### Action item:
Beneath this task are records; print exactly the stretch of them from the line with "4.69 | -0.90 |" through the line with "A lower first", both ends included.

### Supplied information:
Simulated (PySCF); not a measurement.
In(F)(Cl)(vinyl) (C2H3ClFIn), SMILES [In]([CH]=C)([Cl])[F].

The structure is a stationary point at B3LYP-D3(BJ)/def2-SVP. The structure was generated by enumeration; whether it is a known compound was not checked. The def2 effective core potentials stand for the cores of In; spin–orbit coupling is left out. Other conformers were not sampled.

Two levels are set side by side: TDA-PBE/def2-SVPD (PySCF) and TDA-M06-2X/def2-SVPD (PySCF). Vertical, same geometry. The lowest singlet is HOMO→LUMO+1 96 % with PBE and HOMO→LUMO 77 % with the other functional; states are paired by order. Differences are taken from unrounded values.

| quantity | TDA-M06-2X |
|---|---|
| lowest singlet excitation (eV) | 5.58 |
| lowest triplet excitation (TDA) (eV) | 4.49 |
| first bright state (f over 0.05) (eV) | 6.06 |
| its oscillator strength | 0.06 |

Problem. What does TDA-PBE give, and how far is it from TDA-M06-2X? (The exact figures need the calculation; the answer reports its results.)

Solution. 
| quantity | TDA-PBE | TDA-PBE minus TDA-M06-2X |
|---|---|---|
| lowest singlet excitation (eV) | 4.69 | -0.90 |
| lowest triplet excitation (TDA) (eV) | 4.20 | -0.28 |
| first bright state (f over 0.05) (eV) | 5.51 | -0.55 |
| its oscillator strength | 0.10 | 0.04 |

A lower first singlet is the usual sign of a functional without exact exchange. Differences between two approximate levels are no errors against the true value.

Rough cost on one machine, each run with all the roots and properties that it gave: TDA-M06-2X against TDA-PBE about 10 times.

### Worked solution:
| lowest singlet excitation (eV) | 4.69 | -0.90 |
| lowest triplet excitation (TDA) (eV) | 4.20 | -0.28 |
| first bright state (f over 0.05) (eV) | 5.51 | -0.55 |
| its oscillator strength | 0.10 | 0.04 |

A lower first singlet is the usual sign of a functional without exact exchange. Differences between two approximate levels are no errors against the true value.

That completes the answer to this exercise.